RECORD EXTRACTS -

Start of Block

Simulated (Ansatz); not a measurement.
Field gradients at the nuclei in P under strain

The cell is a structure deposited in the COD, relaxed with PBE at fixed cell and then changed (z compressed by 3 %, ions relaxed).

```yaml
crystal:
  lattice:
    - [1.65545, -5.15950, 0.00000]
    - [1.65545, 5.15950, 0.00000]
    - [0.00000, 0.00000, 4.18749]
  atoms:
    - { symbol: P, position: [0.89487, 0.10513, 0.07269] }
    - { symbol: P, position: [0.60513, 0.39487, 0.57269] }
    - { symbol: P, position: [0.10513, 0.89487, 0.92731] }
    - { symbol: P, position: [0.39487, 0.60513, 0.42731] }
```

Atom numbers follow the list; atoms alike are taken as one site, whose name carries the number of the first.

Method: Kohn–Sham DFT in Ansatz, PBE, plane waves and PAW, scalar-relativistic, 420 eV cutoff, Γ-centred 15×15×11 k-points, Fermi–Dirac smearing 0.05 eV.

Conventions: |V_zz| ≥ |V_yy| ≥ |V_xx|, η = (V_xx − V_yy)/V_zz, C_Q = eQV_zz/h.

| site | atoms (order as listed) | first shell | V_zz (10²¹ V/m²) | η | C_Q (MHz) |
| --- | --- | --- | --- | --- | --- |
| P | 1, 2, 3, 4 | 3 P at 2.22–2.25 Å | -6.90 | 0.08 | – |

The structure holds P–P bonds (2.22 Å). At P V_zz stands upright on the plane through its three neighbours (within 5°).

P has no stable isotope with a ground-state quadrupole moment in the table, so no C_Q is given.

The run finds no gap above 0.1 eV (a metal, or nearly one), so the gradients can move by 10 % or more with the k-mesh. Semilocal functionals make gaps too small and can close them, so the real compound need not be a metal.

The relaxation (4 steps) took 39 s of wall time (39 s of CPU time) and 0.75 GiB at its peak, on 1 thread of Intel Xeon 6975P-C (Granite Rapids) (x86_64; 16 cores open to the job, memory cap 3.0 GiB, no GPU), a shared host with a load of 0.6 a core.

End of Block

WORK TASK -
One stretch of the lines above is wanted, from the line that contains "C_Q (MHz) |" through the line that contains "P has no stable". Output it exactly.

RESPONSE -
| site | atoms (order as listed) | first shell | V_zz (10²¹ V/m²) | η | C_Q (MHz) |
| --- | --- | --- | --- | --- | --- |
| P | 1, 2, 3, 4 | 3 P at 2.22–2.25 Å | -6.90 | 0.08 | – |

The structure holds P–P bonds (2.22 Å). At P V_zz stands upright on the plane through its three neighbours (within 5°).

P has no stable isotope with a ground-state quadrupole moment in the table, so no C_Q is given.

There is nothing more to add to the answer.